MATERIAL SHOWN:
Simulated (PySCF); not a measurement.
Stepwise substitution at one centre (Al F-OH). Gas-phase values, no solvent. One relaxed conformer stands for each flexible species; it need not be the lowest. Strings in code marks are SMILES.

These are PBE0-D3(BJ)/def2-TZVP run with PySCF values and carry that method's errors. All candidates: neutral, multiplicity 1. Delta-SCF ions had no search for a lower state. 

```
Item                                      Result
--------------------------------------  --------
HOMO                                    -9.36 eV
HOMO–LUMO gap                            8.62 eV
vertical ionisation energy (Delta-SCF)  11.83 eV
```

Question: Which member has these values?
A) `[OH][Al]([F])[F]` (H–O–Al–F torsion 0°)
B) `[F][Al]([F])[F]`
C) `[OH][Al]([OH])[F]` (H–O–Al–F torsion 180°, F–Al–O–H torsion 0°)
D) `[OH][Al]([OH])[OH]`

WORK REQUEST: Within the material above, output exactly the lines from the one with "(H–O–Al–F torsion 0°)" through the one with "F–Al–O–H torsion 0°)", end lines included, and nothing besides.

EXPECTED ANSWER:
A) `[OH][Al]([F])[F]` (H–O–Al–F torsion 0°)
B) `[F][Al]([F])[F]`
C) `[OH][Al]([OH])[F]` (H–O–Al–F torsion 180°, F–Al–O–H torsion 0°)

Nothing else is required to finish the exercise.